# [Data supplied]
* * * * * * *

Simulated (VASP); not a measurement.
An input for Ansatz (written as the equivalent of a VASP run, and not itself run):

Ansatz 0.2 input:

* * * * * * *

# [Requirement]
Nothing may be omitted; retype every record exactly.

# [Written response]
Simulated (VASP); not a measurement.
An input for Ansatz (written as the equivalent of a VASP run, and not itself run):

Ansatz 0.2 input:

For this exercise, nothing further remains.